=== Material shown ===
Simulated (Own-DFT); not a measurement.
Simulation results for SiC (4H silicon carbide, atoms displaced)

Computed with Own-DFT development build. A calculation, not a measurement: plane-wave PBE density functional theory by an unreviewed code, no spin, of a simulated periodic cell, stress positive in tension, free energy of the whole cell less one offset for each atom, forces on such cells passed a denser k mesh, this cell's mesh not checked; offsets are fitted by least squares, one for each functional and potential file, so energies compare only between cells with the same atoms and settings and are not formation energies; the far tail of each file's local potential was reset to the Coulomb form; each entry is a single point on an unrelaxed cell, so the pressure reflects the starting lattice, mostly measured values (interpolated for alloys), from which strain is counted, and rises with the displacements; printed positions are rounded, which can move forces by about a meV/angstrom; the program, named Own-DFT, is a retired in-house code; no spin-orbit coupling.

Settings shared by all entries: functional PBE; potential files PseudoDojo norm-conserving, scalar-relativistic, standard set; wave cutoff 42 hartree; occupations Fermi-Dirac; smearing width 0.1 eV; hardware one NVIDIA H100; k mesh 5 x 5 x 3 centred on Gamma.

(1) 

=== Work order ===
Return the whole listing exactly.

=== Response box ===
Simulated (Own-DFT); not a measurement.
Simulation results for SiC (4H silicon carbide, atoms displaced)

Computed with Own-DFT development build. A calculation, not a measurement: plane-wave PBE density functional theory by an unreviewed code, no spin, of a simulated periodic cell, stress positive in tension, free energy of the whole cell less one offset for each atom, forces on such cells passed a denser k mesh, this cell's mesh not checked; offsets are fitted by least squares, one for each functional and potential file, so energies compare only between cells with the same atoms and settings and are not formation energies; the far tail of each file's local potential was reset to the Coulomb form; each entry is a single point on an unrelaxed cell, so the pressure reflects the starting lattice, mostly measured values (interpolated for alloys), from which strain is counted, and rises with the displacements; printed positions are rounded, which can move forces by about a meV/angstrom; the program, named Own-DFT, is a retired in-house code; no spin-orbit coupling.

Settings shared by all entries: functional PBE; potential files PseudoDojo norm-conserving, scalar-relativistic, standard set; wave cutoff 42 hartree; occupations Fermi-Dirac; smearing width 0.1 eV; hardware one NVIDIA H100; k mesh 5 x 5 x 3 centred on Gamma.

(1) 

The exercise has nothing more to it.